__Data under study__
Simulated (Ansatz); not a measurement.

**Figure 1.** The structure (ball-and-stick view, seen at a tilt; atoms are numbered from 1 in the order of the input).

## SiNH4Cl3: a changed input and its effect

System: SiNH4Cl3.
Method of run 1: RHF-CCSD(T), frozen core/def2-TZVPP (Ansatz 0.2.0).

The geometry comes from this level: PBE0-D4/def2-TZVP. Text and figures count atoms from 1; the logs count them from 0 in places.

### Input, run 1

__Brief__
Write out the full set of records exactly as given.

__Exercise response__
Simulated (Ansatz); not a measurement.

**Figure 1.** The structure (ball-and-stick view, seen at a tilt; atoms are numbered from 1 in the order of the input).

## SiNH4Cl3: a changed input and its effect

System: SiNH4Cl3.
Method of run 1: RHF-CCSD(T), frozen core/def2-TZVPP (Ansatz 0.2.0).

The geometry comes from this level: PBE0-D4/def2-TZVP. Text and figures count atoms from 1; the logs count them from 0 in places.

### Input, run 1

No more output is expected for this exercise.